((
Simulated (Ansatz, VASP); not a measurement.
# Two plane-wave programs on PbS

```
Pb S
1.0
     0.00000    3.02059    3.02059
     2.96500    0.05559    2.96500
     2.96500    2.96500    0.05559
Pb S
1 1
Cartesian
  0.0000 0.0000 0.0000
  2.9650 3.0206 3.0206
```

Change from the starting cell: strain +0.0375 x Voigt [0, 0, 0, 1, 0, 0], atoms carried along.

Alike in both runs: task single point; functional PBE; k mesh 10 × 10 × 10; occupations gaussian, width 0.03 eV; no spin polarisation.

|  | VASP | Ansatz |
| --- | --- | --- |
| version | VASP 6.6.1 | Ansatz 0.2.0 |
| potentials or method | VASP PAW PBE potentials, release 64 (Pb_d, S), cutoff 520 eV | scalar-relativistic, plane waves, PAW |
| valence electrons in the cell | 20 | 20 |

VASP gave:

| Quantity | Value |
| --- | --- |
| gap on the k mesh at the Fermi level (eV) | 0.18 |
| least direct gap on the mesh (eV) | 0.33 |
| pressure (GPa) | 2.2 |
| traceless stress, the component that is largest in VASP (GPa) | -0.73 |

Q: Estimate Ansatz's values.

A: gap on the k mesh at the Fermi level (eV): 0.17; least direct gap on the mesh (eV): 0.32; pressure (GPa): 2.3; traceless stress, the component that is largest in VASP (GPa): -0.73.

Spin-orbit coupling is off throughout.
))

Brief | Start at the first line of the entries and stop at the line with "VASP | Ansatz |". Retype each of those lines exactly, both ends included.

Task answer |
Simulated (Ansatz, VASP); not a measurement.
# Two plane-wave programs on PbS

```
Pb S
1.0
     0.00000    3.02059    3.02059
     2.96500    0.05559    2.96500
     2.96500    2.96500    0.05559
Pb S
1 1
Cartesian
  0.0000 0.0000 0.0000
  2.9650 3.0206 3.0206
```

Change from the starting cell: strain +0.0375 x Voigt [0, 0, 0, 1, 0, 0], atoms carried along.

Alike in both runs: task single point; functional PBE; k mesh 10 × 10 × 10; occupations gaussian, width 0.03 eV; no spin polarisation.

|  | VASP | Ansatz |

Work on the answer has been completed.